- **Work order**: In exact form, please repeat the records from their opening line down to the line with "Aim: the single point of Mo with LDA.", including that line.

=-=-=-=-=

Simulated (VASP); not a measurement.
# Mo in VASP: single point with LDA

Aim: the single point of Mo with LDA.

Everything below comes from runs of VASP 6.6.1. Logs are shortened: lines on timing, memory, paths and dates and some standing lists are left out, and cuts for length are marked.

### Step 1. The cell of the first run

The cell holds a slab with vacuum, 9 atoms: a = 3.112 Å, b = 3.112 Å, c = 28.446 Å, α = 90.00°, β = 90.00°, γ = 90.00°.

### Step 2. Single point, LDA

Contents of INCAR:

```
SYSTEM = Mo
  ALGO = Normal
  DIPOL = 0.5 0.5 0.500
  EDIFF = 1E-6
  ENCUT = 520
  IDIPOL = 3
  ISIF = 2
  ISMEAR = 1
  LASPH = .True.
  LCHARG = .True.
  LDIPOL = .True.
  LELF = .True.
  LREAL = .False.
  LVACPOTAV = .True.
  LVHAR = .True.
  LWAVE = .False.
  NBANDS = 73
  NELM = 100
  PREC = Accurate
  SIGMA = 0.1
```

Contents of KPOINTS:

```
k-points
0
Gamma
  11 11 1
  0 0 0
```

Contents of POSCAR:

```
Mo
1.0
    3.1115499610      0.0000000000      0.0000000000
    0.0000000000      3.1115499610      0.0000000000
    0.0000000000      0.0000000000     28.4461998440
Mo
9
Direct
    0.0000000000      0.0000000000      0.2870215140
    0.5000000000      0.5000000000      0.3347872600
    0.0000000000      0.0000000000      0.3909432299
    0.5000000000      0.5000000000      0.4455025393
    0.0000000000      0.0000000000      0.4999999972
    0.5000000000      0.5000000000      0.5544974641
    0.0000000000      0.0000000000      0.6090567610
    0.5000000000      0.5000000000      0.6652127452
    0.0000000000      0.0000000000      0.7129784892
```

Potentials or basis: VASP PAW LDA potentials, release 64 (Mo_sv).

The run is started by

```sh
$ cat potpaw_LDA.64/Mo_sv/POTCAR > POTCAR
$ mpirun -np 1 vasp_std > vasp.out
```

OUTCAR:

=-=-=-=-=

- **Answer box**:
Simulated (VASP); not a measurement.
# Mo in VASP: single point with LDA

Aim: the single point of Mo with LDA.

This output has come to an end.